·····

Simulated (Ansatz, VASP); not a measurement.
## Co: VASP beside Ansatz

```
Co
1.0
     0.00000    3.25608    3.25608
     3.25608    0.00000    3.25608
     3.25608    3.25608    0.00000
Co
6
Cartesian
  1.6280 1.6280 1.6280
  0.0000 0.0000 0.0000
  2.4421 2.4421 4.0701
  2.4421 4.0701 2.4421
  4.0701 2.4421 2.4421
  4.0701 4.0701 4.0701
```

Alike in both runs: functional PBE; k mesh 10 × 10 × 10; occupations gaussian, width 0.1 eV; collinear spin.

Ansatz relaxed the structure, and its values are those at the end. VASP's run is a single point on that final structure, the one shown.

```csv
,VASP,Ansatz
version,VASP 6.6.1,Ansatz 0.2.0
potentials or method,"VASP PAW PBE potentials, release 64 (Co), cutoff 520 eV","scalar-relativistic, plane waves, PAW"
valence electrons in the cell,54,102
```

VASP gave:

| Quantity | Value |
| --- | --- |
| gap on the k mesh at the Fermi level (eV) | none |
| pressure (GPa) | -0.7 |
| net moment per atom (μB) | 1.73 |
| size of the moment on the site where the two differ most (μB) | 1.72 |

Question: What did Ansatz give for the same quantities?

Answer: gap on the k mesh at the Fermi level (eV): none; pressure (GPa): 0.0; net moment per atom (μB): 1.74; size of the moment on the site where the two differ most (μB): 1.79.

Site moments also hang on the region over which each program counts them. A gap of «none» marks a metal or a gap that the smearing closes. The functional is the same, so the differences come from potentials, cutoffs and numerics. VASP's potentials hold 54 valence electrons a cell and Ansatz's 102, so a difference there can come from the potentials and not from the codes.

·····

Activity: Return nothing but the lines from the start of the listing above through the line containing "Quantity | Value |", exactly as given.

Answer space:
Simulated (Ansatz, VASP); not a measurement.
## Co: VASP beside Ansatz

```
Co
1.0
     0.00000    3.25608    3.25608
     3.25608    0.00000    3.25608
     3.25608    3.25608    0.00000
Co
6
Cartesian
  1.6280 1.6280 1.6280
  0.0000 0.0000 0.0000
  2.4421 2.4421 4.0701
  2.4421 4.0701 2.4421
  4.0701 2.4421 2.4421
  4.0701 4.0701 4.0701
```

Alike in both runs: functional PBE; k mesh 10 × 10 × 10; occupations gaussian, width 0.1 eV; collinear spin.

Ansatz relaxed the structure, and its values are those at the end. VASP's run is a single point on that final structure, the one shown.

```csv
,VASP,Ansatz
version,VASP 6.6.1,Ansatz 0.2.0
potentials or method,"VASP PAW PBE potentials, release 64 (Co), cutoff 520 eV","scalar-relativistic, plane waves, PAW"
valence electrons in the cell,54,102
```

VASP gave:

| Quantity | Value |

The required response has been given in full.